# Dataset content:

#####

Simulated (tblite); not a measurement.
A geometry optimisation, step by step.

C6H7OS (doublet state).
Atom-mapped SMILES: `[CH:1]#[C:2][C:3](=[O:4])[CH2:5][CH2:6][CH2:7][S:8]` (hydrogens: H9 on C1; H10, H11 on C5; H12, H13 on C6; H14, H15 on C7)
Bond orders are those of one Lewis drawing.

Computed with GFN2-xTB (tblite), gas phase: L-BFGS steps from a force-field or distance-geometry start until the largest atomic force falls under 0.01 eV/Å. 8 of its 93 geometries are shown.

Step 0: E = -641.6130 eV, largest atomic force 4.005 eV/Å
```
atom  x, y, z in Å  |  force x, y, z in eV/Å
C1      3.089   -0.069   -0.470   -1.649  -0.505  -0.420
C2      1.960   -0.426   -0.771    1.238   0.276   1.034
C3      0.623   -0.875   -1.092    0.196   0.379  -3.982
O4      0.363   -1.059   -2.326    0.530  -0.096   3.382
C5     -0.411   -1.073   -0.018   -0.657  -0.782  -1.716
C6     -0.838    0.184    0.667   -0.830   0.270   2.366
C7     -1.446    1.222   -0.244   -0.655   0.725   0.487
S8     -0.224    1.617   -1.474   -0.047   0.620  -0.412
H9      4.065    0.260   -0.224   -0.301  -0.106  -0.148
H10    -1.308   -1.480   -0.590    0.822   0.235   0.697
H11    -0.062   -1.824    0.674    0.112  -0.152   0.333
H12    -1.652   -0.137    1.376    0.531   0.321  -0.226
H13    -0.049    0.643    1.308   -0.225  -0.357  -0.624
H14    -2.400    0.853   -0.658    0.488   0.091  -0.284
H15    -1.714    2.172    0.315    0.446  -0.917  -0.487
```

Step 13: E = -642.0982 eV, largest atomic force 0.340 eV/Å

#####

# Brief:
Write out exactly, please, the lines beginning at the start of the material and ending with the line that holds "Bond orders are those of one Lewis drawing.", both included.

# Task answer:
Simulated (tblite); not a measurement.
A geometry optimisation, step by step.

C6H7OS (doublet state).
Atom-mapped SMILES: `[CH:1]#[C:2][C:3](=[O:4])[CH2:5][CH2:6][CH2:7][S:8]` (hydrogens: H9 on C1; H10, H11 on C5; H12, H13 on C6; H14, H15 on C7)
Bond orders are those of one Lewis drawing.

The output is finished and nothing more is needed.